_Task item_.
Every entry must be output exactly as it is written.

_Dataset content_.
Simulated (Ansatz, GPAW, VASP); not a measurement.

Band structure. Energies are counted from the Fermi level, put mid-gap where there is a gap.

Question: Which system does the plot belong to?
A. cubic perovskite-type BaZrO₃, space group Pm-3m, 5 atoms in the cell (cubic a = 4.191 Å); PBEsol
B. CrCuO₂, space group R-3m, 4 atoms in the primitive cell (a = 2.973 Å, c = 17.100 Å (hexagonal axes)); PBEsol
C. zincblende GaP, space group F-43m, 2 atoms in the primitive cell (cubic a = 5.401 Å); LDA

_Your solution_.
Simulated (Ansatz, GPAW, VASP); not a measurement.

Band structure. Energies are counted from the Fermi level, put mid-gap where there is a gap.

Question: Which system does the plot belong to?
A. cubic perovskite-type BaZrO₃, space group Pm-3m, 5 atoms in the cell (cubic a = 4.191 Å); PBEsol
B. CrCuO₂, space group R-3m, 4 atoms in the primitive cell (a = 2.973 Å, c = 17.100 Å (hexagonal axes)); PBEsol
C. zincblende GaP, space group F-43m, 2 atoms in the primitive cell (cubic a = 5.401 Å); LDA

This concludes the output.